********

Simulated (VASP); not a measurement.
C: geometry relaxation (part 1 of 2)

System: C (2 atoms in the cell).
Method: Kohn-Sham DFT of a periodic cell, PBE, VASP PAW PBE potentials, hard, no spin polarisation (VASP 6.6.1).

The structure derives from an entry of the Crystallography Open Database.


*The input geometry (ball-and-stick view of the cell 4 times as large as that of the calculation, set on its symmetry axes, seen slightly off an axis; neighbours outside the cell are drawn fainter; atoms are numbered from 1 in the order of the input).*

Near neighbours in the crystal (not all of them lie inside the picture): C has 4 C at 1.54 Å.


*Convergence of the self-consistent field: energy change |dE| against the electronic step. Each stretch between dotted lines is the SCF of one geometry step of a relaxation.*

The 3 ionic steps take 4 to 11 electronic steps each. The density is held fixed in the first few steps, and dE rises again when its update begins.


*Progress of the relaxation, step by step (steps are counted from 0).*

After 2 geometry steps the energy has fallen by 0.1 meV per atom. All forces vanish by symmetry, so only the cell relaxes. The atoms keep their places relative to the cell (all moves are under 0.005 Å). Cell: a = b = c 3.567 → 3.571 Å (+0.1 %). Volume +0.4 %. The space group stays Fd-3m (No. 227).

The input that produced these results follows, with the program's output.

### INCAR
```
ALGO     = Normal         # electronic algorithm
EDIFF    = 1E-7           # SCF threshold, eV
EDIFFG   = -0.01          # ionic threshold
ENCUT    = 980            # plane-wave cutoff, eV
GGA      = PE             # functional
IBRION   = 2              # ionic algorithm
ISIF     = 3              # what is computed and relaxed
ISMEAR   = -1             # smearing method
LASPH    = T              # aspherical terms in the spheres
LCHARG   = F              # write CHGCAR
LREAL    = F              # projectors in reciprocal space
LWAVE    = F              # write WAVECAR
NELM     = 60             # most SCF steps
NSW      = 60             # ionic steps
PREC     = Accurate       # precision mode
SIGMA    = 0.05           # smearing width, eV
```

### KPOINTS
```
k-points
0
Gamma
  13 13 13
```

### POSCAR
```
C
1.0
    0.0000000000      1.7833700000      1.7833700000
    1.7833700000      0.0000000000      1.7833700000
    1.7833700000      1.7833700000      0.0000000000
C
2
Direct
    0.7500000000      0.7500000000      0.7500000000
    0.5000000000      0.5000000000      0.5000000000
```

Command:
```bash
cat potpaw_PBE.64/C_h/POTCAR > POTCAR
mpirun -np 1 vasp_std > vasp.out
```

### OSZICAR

********

Only the lines from the first line of the records through the line with "of the input).*" should be reproduced, exactly and with nothing added.

Simulated (VASP); not a measurement.
C: geometry relaxation (part 1 of 2)

System: C (2 atoms in the cell).
Method: Kohn-Sham DFT of a periodic cell, PBE, VASP PAW PBE potentials, hard, no spin polarisation (VASP 6.6.1).

The structure derives from an entry of the Crystallography Open Database.


*The input geometry (ball-and-stick view of the cell 4 times as large as that of the calculation, set on its symmetry axes, seen slightly off an axis; neighbours outside the cell are drawn fainter; atoms are numbered from 1 in the order of the input).*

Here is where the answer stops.